RECORDS SHOWN »
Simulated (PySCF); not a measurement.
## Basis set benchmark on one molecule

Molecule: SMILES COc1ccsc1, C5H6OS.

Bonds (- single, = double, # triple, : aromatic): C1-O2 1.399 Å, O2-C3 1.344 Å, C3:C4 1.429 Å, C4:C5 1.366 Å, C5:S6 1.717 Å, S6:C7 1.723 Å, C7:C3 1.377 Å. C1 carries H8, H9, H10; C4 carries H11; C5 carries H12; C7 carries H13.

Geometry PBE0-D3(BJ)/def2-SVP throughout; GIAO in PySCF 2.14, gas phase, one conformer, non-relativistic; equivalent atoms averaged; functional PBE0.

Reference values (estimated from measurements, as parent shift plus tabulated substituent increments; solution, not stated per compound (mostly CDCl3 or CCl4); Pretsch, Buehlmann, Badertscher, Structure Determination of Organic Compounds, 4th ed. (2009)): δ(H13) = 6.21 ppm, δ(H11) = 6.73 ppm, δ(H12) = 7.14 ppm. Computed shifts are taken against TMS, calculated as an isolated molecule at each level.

BRIEF »
Each line above is to be reproduced exactly. Leave none out.

EXERCISE OUTPUT »
Simulated (PySCF); not a measurement.
## Basis set benchmark on one molecule

Molecule: SMILES COc1ccsc1, C5H6OS.

Bonds (- single, = double, # triple, : aromatic): C1-O2 1.399 Å, O2-C3 1.344 Å, C3:C4 1.429 Å, C4:C5 1.366 Å, C5:S6 1.717 Å, S6:C7 1.723 Å, C7:C3 1.377 Å. C1 carries H8, H9, H10; C4 carries H11; C5 carries H12; C7 carries H13.

Geometry PBE0-D3(BJ)/def2-SVP throughout; GIAO in PySCF 2.14, gas phase, one conformer, non-relativistic; equivalent atoms averaged; functional PBE0.

Reference values (estimated from measurements, as parent shift plus tabulated substituent increments; solution, not stated per compound (mostly CDCl3 or CCl4); Pretsch, Buehlmann, Badertscher, Structure Determination of Organic Compounds, 4th ed. (2009)): δ(H13) = 6.21 ppm, δ(H11) = 6.73 ppm, δ(H12) = 7.14 ppm. Computed shifts are taken against TMS, calculated as an isolated molecule at each level.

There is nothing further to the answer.